:: WORK TASK ::
Line by line, retype the material below exactly, from its first line up to and including the one holding "### 1. The cell".

:: STUDY MATERIAL ::
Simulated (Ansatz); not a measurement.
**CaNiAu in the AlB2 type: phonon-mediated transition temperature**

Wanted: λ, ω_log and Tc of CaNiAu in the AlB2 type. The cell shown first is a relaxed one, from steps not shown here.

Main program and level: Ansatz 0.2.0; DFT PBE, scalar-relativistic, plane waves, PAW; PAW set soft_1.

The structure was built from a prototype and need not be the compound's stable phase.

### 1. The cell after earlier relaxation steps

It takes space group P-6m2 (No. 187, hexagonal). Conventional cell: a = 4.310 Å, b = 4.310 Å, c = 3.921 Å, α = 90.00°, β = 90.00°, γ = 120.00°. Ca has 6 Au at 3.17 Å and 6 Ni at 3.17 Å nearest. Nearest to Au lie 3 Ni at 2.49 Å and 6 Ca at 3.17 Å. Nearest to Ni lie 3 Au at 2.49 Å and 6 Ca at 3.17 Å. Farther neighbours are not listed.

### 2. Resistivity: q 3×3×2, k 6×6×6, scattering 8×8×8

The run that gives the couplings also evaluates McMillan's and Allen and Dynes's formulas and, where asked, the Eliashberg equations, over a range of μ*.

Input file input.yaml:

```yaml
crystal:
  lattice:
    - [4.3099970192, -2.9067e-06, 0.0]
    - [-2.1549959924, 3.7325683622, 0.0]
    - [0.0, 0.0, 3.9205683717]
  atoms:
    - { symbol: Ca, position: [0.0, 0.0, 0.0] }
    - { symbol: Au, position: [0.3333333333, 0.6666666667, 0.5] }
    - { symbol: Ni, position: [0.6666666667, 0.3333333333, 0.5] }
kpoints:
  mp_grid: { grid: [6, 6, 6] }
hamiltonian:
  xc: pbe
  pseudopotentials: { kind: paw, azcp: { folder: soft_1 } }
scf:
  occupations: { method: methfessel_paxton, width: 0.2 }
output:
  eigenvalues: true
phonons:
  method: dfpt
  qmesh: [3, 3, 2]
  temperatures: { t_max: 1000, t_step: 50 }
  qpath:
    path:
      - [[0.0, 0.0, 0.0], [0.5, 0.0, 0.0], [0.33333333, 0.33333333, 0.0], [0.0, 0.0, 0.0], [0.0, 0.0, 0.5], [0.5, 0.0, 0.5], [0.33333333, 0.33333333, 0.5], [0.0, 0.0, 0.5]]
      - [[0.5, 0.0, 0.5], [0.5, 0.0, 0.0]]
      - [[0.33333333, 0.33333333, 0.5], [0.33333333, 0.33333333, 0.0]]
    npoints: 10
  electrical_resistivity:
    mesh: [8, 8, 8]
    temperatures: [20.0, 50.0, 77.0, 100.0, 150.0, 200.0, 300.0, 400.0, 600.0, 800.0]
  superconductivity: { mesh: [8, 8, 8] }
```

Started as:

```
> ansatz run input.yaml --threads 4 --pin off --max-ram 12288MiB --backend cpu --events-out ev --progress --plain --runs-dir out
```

:: WORKED SOLUTION ::
Simulated (Ansatz); not a measurement.
**CaNiAu in the AlB2 type: phonon-mediated transition temperature**

Wanted: λ, ω_log and Tc of CaNiAu in the AlB2 type. The cell shown first is a relaxed one, from steps not shown here.

Main program and level: Ansatz 0.2.0; DFT PBE, scalar-relativistic, plane waves, PAW; PAW set soft_1.

The structure was built from a prototype and need not be the compound's stable phase.

### 1. The cell after earlier relaxation steps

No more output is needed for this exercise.